### [Data section]
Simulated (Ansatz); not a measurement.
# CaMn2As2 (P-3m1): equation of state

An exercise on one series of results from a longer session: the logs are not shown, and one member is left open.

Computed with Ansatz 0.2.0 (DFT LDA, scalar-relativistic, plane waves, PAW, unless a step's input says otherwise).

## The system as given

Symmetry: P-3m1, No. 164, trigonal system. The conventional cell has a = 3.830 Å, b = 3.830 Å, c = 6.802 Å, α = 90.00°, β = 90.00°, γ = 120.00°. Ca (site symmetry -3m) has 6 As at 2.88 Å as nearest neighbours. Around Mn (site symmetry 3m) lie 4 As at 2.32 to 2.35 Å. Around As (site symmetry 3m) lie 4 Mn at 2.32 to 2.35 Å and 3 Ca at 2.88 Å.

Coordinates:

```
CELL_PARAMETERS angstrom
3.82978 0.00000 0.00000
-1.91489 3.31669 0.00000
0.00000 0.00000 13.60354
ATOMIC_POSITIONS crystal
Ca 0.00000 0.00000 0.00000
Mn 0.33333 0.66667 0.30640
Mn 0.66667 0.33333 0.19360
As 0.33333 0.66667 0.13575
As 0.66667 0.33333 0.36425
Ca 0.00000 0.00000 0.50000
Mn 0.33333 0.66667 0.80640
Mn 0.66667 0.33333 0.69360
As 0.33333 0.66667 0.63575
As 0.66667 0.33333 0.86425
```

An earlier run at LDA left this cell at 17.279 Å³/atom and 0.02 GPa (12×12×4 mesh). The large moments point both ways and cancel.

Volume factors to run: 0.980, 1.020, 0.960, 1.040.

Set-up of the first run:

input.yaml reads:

### [Work request]
Find "# CaMn2As2 (P-3m1): equation of state" in the entries above and copy that whole line exactly, then each line after it through the line that contains "## The system as given".

### [Exercise solution]
# CaMn2As2 (P-3m1): equation of state

An exercise on one series of results from a longer session: the logs are not shown, and one member is left open.

Computed with Ansatz 0.2.0 (DFT LDA, scalar-relativistic, plane waves, PAW, unless a step's input says otherwise).

## The system as given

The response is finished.